== STUDY MATERIAL ==
>>>

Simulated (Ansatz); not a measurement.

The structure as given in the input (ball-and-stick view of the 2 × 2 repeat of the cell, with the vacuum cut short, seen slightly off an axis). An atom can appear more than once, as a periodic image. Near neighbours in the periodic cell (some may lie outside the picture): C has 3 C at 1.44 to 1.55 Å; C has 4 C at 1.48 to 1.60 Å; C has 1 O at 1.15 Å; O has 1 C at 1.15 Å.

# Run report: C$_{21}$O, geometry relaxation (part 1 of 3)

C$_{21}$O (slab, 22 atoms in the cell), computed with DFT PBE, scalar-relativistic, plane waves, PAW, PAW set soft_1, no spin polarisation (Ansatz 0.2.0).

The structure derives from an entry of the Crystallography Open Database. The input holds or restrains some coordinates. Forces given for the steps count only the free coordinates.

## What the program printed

<<<

== WORK TASK ==
Would you reproduce the entire listing, keeping every line as it is?

== ANSWER BOX ==
Simulated (Ansatz); not a measurement.

The structure as given in the input (ball-and-stick view of the 2 × 2 repeat of the cell, with the vacuum cut short, seen slightly off an axis). An atom can appear more than once, as a periodic image. Near neighbours in the periodic cell (some may lie outside the picture): C has 3 C at 1.44 to 1.55 Å; C has 4 C at 1.48 to 1.60 Å; C has 1 O at 1.15 Å; O has 1 C at 1.15 Å.

# Run report: C$_{21}$O, geometry relaxation (part 1 of 3)

C$_{21}$O (slab, 22 atoms in the cell), computed with DFT PBE, scalar-relativistic, plane waves, PAW, PAW set soft_1, no spin polarisation (Ansatz 0.2.0).

The structure derives from an entry of the Crystallography Open Database. The input holds or restrains some coordinates. Forces given for the steps count only the free coordinates.

## What the program printed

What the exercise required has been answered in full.